▸ **ACTIVITY**
What is needed here is an exact repetition of the records below, beginning at the line that has "VASP 6.6.1 and Ansatz 0.2.0." and stopping after the line that has "The same cell, functional, mesh".

'''

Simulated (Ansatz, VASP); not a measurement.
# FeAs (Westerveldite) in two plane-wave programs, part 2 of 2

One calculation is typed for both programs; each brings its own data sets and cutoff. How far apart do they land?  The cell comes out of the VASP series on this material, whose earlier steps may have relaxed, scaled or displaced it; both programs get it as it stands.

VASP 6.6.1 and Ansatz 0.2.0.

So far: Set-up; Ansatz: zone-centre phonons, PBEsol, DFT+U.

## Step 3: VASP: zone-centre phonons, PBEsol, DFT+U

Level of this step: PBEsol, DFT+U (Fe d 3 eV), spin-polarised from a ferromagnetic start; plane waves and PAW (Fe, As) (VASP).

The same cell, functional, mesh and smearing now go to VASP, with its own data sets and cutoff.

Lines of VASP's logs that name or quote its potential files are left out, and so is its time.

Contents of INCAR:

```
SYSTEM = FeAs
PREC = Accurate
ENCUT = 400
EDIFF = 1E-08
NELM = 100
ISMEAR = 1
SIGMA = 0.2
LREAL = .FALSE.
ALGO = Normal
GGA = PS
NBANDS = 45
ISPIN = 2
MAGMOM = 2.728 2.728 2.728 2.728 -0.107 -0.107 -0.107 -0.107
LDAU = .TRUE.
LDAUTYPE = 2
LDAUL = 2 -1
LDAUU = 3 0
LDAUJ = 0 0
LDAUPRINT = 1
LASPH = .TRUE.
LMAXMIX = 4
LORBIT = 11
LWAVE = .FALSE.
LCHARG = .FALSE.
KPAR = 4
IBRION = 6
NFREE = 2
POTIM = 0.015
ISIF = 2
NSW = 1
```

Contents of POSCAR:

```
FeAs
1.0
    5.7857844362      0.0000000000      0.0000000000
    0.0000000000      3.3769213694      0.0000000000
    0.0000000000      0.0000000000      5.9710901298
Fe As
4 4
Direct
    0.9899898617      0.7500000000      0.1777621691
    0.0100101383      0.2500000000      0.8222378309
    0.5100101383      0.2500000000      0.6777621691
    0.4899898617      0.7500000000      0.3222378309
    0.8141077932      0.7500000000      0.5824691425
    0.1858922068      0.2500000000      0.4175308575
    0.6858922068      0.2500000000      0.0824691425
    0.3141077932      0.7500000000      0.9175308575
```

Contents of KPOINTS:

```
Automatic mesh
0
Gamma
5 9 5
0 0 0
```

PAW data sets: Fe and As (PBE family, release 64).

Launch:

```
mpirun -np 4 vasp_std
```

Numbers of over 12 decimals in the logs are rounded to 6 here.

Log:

'''

▸ **WORKED SOLUTION**
VASP 6.6.1 and Ansatz 0.2.0.

So far: Set-up; Ansatz: zone-centre phonons, PBEsol, DFT+U.

## Step 3: VASP: zone-centre phonons, PBEsol, DFT+U

Level of this step: PBEsol, DFT+U (Fe d 3 eV), spin-polarised from a ferromagnetic start; plane waves and PAW (Fe, As) (VASP).

The same cell, functional, mesh and smearing now go to VASP, with its own data sets and cutoff.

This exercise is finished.